_____

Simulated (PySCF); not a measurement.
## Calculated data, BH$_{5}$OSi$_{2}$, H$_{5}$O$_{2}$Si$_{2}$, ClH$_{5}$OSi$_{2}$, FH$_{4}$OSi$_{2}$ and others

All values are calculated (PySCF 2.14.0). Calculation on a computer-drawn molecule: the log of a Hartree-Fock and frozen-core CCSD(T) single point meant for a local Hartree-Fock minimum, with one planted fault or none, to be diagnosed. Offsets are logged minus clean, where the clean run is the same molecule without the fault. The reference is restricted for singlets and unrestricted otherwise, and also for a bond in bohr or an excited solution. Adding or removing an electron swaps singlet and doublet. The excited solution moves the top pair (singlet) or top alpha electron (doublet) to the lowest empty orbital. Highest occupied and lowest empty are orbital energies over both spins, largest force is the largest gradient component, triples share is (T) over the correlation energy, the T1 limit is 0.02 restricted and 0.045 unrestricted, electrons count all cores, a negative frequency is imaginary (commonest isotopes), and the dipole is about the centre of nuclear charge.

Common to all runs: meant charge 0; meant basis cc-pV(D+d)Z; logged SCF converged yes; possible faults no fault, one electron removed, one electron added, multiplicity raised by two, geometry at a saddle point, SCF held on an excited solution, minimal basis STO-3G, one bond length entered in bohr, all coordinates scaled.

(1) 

_____

WORK ORDER: What you return must be the lines above that run from the line with "All values are" to the line with "Common to all", inclusive, each copied exactly.

ANSWER SPACE:
All values are calculated (PySCF 2.14.0). Calculation on a computer-drawn molecule: the log of a Hartree-Fock and frozen-core CCSD(T) single point meant for a local Hartree-Fock minimum, with one planted fault or none, to be diagnosed. Offsets are logged minus clean, where the clean run is the same molecule without the fault. The reference is restricted for singlets and unrestricted otherwise, and also for a bond in bohr or an excited solution. Adding or removing an electron swaps singlet and doublet. The excited solution moves the top pair (singlet) or top alpha electron (doublet) to the lowest empty orbital. Highest occupied and lowest empty are orbital energies over both spins, largest force is the largest gradient component, triples share is (T) over the correlation energy, the T1 limit is 0.02 restricted and 0.045 unrestricted, electrons count all cores, a negative frequency is imaginary (commonest isotopes), and the dipole is about the centre of nuclear charge.

Common to all runs: meant charge 0; meant basis cc-pV(D+d)Z; logged SCF converged yes; possible faults no fault, one electron removed, one electron added, multiplicity raised by two, geometry at a saddle point, SCF held on an excited solution, minimal basis STO-3G, one bond length entered in bohr, all coordinates scaled.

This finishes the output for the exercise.